**Requirement:** Line by line, set down the records exactly as they appear below.

**Record extracts:**
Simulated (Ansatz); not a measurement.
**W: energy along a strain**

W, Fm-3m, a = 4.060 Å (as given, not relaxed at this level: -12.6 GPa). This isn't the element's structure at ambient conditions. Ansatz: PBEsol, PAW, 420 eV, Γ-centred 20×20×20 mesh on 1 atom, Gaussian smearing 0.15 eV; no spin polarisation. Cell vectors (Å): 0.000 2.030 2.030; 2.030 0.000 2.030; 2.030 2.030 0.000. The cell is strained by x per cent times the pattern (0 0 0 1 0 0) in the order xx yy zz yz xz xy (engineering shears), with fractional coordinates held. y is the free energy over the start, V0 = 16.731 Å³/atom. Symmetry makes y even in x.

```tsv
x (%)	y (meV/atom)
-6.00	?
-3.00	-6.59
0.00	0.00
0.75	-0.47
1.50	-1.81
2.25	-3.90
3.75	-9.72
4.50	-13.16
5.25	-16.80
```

**Solution:**
Simulated (Ansatz); not a measurement.
**W: energy along a strain**

W, Fm-3m, a = 4.060 Å (as given, not relaxed at this level: -12.6 GPa). This isn't the element's structure at ambient conditions. Ansatz: PBEsol, PAW, 420 eV, Γ-centred 20×20×20 mesh on 1 atom, Gaussian smearing 0.15 eV; no spin polarisation. Cell vectors (Å): 0.000 2.030 2.030; 2.030 0.000 2.030; 2.030 2.030 0.000. The cell is strained by x per cent times the pattern (0 0 0 1 0 0) in the order xx yy zz yz xz xy (engineering shears), with fractional coordinates held. y is the free energy over the start, V0 = 16.731 Å³/atom. Symmetry makes y even in x.

```tsv
x (%)	y (meV/atom)
-6.00	?
-3.00	-6.59
0.00	0.00
0.75	-0.47
1.50	-1.81
2.25	-3.90
3.75	-9.72
4.50	-13.16
5.25	-16.80
```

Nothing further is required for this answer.